[Exercise] Each line from the start of the listing below through the line containing "Q: Describe this orbital and give its energy." should be reproduced exactly, with no others.

[Dataset entries]
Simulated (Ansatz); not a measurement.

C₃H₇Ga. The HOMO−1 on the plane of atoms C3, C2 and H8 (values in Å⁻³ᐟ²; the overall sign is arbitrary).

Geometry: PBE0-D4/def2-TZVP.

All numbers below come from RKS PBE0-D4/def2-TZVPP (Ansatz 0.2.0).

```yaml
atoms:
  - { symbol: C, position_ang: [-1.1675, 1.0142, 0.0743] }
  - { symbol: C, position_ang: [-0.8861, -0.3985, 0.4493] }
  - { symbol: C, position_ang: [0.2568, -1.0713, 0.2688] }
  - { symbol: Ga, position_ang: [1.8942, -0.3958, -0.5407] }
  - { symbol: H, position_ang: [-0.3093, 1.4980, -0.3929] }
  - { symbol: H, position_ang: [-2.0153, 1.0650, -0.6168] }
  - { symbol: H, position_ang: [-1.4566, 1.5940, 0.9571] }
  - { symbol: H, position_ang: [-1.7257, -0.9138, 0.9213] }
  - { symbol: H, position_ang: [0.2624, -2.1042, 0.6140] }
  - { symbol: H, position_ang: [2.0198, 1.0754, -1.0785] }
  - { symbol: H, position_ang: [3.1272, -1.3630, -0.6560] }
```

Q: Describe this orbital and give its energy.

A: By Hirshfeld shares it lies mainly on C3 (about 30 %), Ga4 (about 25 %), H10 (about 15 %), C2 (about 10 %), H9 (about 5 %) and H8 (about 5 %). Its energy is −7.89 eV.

[Written response]
Simulated (Ansatz); not a measurement.

C₃H₇Ga. The HOMO−1 on the plane of atoms C3, C2 and H8 (values in Å⁻³ᐟ²; the overall sign is arbitrary).

Geometry: PBE0-D4/def2-TZVP.

All numbers below come from RKS PBE0-D4/def2-TZVPP (Ansatz 0.2.0).

```yaml
atoms:
  - { symbol: C, position_ang: [-1.1675, 1.0142, 0.0743] }
  - { symbol: C, position_ang: [-0.8861, -0.3985, 0.4493] }
  - { symbol: C, position_ang: [0.2568, -1.0713, 0.2688] }
  - { symbol: Ga, position_ang: [1.8942, -0.3958, -0.5407] }
  - { symbol: H, position_ang: [-0.3093, 1.4980, -0.3929] }
  - { symbol: H, position_ang: [-2.0153, 1.0650, -0.6168] }
  - { symbol: H, position_ang: [-1.4566, 1.5940, 0.9571] }
  - { symbol: H, position_ang: [-1.7257, -0.9138, 0.9213] }
  - { symbol: H, position_ang: [0.2624, -2.1042, 0.6140] }
  - { symbol: H, position_ang: [2.0198, 1.0754, -1.0785] }
  - { symbol: H, position_ang: [3.1272, -1.3630, -0.6560] }
```

Q: Describe this orbital and give its energy.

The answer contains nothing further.